LISTED RECORDS:
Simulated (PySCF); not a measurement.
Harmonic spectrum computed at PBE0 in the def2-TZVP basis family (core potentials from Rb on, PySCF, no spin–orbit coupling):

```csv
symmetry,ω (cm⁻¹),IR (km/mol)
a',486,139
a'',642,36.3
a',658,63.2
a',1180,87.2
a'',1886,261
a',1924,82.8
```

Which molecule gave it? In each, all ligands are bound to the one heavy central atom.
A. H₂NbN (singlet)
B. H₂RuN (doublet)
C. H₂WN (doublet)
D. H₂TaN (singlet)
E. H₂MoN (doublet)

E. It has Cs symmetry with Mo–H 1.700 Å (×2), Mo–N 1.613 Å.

WORK ORDER:
Using the records above, set down exactly the lines from the one with "Which molecule gave" through the one with "E. H₂MoN (doublet)", inclusive, and nothing more.

EXERCISE OUTPUT:
Which molecule gave it? In each, all ligands are bound to the one heavy central atom.
A. H₂NbN (singlet)
B. H₂RuN (doublet)
C. H₂WN (doublet)
D. H₂TaN (singlet)
E. H₂MoN (doublet)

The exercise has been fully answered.